* _EXTRACTED RECORDS_
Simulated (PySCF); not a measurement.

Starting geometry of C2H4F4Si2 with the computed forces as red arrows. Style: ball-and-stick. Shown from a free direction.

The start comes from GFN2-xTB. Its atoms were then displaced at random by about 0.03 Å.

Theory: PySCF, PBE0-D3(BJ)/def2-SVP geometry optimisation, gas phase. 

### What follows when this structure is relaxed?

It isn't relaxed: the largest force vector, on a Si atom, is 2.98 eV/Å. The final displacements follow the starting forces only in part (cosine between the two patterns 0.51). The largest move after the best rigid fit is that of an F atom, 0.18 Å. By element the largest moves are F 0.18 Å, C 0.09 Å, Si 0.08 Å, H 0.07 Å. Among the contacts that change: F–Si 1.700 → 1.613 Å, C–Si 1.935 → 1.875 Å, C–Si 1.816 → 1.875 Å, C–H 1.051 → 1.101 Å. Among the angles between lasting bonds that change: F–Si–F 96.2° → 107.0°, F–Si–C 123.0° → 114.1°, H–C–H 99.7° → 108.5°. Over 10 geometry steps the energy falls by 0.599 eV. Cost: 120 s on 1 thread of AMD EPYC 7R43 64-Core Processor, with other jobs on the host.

* _WORK TASK_
From the first line of the records to the line containing "### What follows", inclusive, transcribe everything exactly and leave out the rest.

* _TASK RESULT_
Simulated (PySCF); not a measurement.

Starting geometry of C2H4F4Si2 with the computed forces as red arrows. Style: ball-and-stick. Shown from a free direction.

The start comes from GFN2-xTB. Its atoms were then displaced at random by about 0.03 Å.

Theory: PySCF, PBE0-D3(BJ)/def2-SVP geometry optimisation, gas phase. 

### What follows when this structure is relaxed?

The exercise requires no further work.